### Brief
Reproduce the first line of the entries that follow and each later line, word for word, ending with the one containing "Cartesian axes are".

### Data supplied
________________

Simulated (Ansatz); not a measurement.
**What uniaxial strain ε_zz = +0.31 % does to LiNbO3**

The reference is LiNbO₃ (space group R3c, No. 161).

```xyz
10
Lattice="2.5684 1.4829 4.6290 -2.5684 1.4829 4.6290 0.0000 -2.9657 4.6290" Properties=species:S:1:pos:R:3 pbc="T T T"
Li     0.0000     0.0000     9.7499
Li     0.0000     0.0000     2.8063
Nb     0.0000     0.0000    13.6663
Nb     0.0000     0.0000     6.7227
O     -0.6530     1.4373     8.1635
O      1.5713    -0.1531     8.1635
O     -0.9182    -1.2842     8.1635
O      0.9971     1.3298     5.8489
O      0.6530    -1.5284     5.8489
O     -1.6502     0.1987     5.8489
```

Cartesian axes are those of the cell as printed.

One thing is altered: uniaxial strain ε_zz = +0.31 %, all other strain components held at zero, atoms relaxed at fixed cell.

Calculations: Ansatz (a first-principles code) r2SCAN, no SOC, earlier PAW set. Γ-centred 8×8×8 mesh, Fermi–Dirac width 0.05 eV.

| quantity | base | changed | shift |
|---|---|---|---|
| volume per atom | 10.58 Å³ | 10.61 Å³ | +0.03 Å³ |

________________

### Response
Simulated (Ansatz); not a measurement.
**What uniaxial strain ε_zz = +0.31 % does to LiNbO3**

The reference is LiNbO₃ (space group R3c, No. 161).

```xyz
10
Lattice="2.5684 1.4829 4.6290 -2.5684 1.4829 4.6290 0.0000 -2.9657 4.6290" Properties=species:S:1:pos:R:3 pbc="T T T"
Li     0.0000     0.0000     9.7499
Li     0.0000     0.0000     2.8063
Nb     0.0000     0.0000    13.6663
Nb     0.0000     0.0000     6.7227
O     -0.6530     1.4373     8.1635
O      1.5713    -0.1531     8.1635
O     -0.9182    -1.2842     8.1635
O      0.9971     1.3298     5.8489
O      0.6530    -1.5284     5.8489
O     -1.6502     0.1987     5.8489
```

Cartesian axes are those of the cell as printed.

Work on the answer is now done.